Requirement: Copy each record exactly, word for word.

Supplied data:
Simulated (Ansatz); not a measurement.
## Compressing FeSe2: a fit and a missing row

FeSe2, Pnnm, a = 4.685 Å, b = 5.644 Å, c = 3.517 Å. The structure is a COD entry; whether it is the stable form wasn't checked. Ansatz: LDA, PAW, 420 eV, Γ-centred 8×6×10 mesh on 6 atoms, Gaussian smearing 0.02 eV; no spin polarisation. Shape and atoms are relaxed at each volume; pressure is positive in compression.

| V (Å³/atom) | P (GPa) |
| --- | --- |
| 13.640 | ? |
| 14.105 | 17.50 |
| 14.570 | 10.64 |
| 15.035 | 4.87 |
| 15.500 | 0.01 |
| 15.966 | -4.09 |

Exercise result:
Simulated (Ansatz); not a measurement.
## Compressing FeSe2: a fit and a missing row

FeSe2, Pnnm, a = 4.685 Å, b = 5.644 Å, c = 3.517 Å. The structure is a COD entry; whether it is the stable form wasn't checked. Ansatz: LDA, PAW, 420 eV, Γ-centred 8×6×10 mesh on 6 atoms, Gaussian smearing 0.02 eV; no spin polarisation. Shape and atoms are relaxed at each volume; pressure is positive in compression.

| V (Å³/atom) | P (GPa) |
| --- | --- |
| 13.640 | ? |
| 14.105 | 17.50 |
| 14.570 | 10.64 |
| 15.035 | 4.87 |
| 15.500 | 0.01 |
| 15.966 | -4.09 |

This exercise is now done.